## EXERCISE:
Give again the entries below exactly, beginning at the first line and ending at the line with "Coordinates come from".

%%
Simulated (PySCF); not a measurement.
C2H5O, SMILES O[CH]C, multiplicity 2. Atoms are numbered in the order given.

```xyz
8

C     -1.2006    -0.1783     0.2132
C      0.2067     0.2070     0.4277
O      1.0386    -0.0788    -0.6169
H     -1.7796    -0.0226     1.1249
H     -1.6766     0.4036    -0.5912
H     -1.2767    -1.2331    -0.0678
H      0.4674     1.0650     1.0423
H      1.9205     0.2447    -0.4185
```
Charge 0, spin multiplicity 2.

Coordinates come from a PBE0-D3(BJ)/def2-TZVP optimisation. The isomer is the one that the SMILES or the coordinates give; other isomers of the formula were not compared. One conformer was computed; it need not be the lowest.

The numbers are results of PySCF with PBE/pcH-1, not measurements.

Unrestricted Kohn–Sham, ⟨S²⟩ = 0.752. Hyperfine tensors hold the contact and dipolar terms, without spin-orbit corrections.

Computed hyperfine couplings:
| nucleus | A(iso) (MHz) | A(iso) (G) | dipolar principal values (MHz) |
%%

## TASK ANSWER:
Simulated (PySCF); not a measurement.
C2H5O, SMILES O[CH]C, multiplicity 2. Atoms are numbered in the order given.

```xyz
8

C     -1.2006    -0.1783     0.2132
C      0.2067     0.2070     0.4277
O      1.0386    -0.0788    -0.6169
H     -1.7796    -0.0226     1.1249
H     -1.6766     0.4036    -0.5912
H     -1.2767    -1.2331    -0.0678
H      0.4674     1.0650     1.0423
H      1.9205     0.2447    -0.4185
```
Charge 0, spin multiplicity 2.

Coordinates come from a PBE0-D3(BJ)/def2-TZVP optimisation. The isomer is the one that the SMILES or the coordinates give; other isomers of the formula were not compared. One conformer was computed; it need not be the lowest.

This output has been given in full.